Work order:
Your output should be the entries below, exact in every detail.

** Data excerpts follows **

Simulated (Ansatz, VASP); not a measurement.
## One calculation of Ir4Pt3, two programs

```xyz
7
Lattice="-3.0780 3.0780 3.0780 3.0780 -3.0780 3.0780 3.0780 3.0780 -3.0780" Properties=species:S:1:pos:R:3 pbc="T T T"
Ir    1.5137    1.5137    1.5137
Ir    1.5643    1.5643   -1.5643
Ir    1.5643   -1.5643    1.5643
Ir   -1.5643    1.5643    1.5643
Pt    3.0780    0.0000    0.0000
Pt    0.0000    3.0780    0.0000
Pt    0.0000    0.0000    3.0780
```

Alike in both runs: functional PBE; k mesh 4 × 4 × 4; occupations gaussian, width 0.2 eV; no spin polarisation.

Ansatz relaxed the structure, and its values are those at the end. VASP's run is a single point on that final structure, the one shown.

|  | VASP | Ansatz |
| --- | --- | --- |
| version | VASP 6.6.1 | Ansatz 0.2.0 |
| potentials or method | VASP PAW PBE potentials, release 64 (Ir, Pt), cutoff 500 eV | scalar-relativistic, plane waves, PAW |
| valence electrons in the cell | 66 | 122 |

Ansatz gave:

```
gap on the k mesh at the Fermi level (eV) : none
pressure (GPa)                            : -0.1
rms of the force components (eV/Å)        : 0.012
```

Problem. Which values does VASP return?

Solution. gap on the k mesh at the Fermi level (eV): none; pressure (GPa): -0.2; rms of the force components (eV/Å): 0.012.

** End of Data excerpts **

Exercise response:
Simulated (Ansatz, VASP); not a measurement.
## One calculation of Ir4Pt3, two programs

```xyz
7
Lattice="-3.0780 3.0780 3.0780 3.0780 -3.0780 3.0780 3.0780 3.0780 -3.0780" Properties=species:S:1:pos:R:3 pbc="T T T"
Ir    1.5137    1.5137    1.5137
Ir    1.5643    1.5643   -1.5643
Ir    1.5643   -1.5643    1.5643
Ir   -1.5643    1.5643    1.5643
Pt    3.0780    0.0000    0.0000
Pt    0.0000    3.0780    0.0000
Pt    0.0000    0.0000    3.0780
```

Alike in both runs: functional PBE; k mesh 4 × 4 × 4; occupations gaussian, width 0.2 eV; no spin polarisation.

Ansatz relaxed the structure, and its values are those at the end. VASP's run is a single point on that final structure, the one shown.

|  | VASP | Ansatz |
| --- | --- | --- |
| version | VASP 6.6.1 | Ansatz 0.2.0 |
| potentials or method | VASP PAW PBE potentials, release 64 (Ir, Pt), cutoff 500 eV | scalar-relativistic, plane waves, PAW |
| valence electrons in the cell | 66 | 122 |

Ansatz gave:

```
gap on the k mesh at the Fermi level (eV) : none
pressure (GPa)                            : -0.1
rms of the force components (eV/Å)        : 0.012
```

Problem. Which values does VASP return?

Solution. gap on the k mesh at the Fermi level (eV): none; pressure (GPa): -0.2; rms of the force components (eV/Å): 0.012.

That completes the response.